= Assignment =
In exact form, please repeat the records from their opening line down to the line with "Question: Rank by the", including that line.

####

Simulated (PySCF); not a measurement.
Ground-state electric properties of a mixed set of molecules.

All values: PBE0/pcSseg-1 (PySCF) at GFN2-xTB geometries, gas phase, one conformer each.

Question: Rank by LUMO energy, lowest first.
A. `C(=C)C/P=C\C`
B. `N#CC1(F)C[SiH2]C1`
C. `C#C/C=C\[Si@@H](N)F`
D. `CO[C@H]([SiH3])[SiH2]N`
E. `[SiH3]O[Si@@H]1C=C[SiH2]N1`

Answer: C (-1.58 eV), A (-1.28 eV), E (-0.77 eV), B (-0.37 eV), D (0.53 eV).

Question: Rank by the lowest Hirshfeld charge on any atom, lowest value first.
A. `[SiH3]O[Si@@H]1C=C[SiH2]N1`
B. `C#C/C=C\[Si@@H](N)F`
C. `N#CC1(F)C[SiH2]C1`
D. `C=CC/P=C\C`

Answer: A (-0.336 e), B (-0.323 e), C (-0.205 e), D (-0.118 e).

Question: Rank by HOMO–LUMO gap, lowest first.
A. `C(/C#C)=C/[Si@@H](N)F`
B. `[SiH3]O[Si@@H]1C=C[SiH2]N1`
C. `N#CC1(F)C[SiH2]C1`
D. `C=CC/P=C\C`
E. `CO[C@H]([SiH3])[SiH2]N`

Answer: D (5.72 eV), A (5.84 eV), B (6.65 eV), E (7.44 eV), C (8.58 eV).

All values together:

####

= Exercise answer =
Simulated (PySCF); not a measurement.
Ground-state electric properties of a mixed set of molecules.

All values: PBE0/pcSseg-1 (PySCF) at GFN2-xTB geometries, gas phase, one conformer each.

Question: Rank by LUMO energy, lowest first.
A. `C(=C)C/P=C\C`
B. `N#CC1(F)C[SiH2]C1`
C. `C#C/C=C\[Si@@H](N)F`
D. `CO[C@H]([SiH3])[SiH2]N`
E. `[SiH3]O[Si@@H]1C=C[SiH2]N1`

Answer: C (-1.58 eV), A (-1.28 eV), E (-0.77 eV), B (-0.37 eV), D (0.53 eV).

Question: Rank by the lowest Hirshfeld charge on any atom, lowest value first.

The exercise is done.